━━ Dataset entries ━━

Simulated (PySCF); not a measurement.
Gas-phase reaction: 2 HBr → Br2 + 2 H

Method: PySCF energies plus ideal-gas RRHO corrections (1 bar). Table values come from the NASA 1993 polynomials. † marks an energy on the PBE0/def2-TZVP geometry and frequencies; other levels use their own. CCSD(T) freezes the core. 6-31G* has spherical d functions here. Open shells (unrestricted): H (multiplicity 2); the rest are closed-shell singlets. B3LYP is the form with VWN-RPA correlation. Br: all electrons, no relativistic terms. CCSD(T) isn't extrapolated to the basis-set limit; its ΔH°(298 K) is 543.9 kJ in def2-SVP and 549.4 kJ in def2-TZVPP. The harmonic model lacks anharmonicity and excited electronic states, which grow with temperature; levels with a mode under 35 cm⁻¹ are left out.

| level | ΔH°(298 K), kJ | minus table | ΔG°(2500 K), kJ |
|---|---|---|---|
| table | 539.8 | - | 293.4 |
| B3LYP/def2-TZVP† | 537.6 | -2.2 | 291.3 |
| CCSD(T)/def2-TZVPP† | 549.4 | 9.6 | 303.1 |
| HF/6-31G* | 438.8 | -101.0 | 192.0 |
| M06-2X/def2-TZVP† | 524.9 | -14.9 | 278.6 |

━━━

■ **Work order**
Please reproduce every record shown above, exactly as written.

■ **Response area**
Simulated (PySCF); not a measurement.
Gas-phase reaction: 2 HBr → Br2 + 2 H

Method: PySCF energies plus ideal-gas RRHO corrections (1 bar). Table values come from the NASA 1993 polynomials. † marks an energy on the PBE0/def2-TZVP geometry and frequencies; other levels use their own. CCSD(T) freezes the core. 6-31G* has spherical d functions here. Open shells (unrestricted): H (multiplicity 2); the rest are closed-shell singlets. B3LYP is the form with VWN-RPA correlation. Br: all electrons, no relativistic terms. CCSD(T) isn't extrapolated to the basis-set limit; its ΔH°(298 K) is 543.9 kJ in def2-SVP and 549.4 kJ in def2-TZVPP. The harmonic model lacks anharmonicity and excited electronic states, which grow with temperature; levels with a mode under 35 cm⁻¹ are left out.

| level | ΔH°(298 K), kJ | minus table | ΔG°(2500 K), kJ |
|---|---|---|---|
| table | 539.8 | - | 293.4 |
| B3LYP/def2-TZVP† | 537.6 | -2.2 | 291.3 |
| CCSD(T)/def2-TZVPP† | 549.4 | 9.6 | 303.1 |
| HF/6-31G* | 438.8 | -101.0 | 192.0 |
| M06-2X/def2-TZVP† | 524.9 | -14.9 | 278.6 |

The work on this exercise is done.